→ **Data provided**
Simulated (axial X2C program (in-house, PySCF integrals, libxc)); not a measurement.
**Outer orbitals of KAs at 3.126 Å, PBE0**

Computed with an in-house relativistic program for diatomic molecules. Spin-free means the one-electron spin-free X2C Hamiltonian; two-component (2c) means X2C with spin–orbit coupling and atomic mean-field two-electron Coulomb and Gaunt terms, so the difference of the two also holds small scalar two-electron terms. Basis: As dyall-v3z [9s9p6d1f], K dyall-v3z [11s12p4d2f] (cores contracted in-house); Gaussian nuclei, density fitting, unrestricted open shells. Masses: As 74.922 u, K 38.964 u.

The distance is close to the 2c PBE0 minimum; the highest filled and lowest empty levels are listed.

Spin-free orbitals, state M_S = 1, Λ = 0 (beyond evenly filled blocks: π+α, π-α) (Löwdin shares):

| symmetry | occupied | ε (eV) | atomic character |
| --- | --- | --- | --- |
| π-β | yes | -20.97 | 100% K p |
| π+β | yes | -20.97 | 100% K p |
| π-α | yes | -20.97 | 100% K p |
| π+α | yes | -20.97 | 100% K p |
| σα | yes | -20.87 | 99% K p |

→ **Assigned task**
Reproduce, line for line, the material, starting at its first line, and end once the line holding "Spin-free orbitals, state" has been output.

→ **Reply**
Simulated (axial X2C program (in-house, PySCF integrals, libxc)); not a measurement.
**Outer orbitals of KAs at 3.126 Å, PBE0**

Computed with an in-house relativistic program for diatomic molecules. Spin-free means the one-electron spin-free X2C Hamiltonian; two-component (2c) means X2C with spin–orbit coupling and atomic mean-field two-electron Coulomb and Gaunt terms, so the difference of the two also holds small scalar two-electron terms. Basis: As dyall-v3z [9s9p6d1f], K dyall-v3z [11s12p4d2f] (cores contracted in-house); Gaussian nuclei, density fitting, unrestricted open shells. Masses: As 74.922 u, K 38.964 u.

The distance is close to the 2c PBE0 minimum; the highest filled and lowest empty levels are listed.

Spin-free orbitals, state M_S = 1, Λ = 0 (beyond evenly filled blocks: π+α, π-α) (Löwdin shares):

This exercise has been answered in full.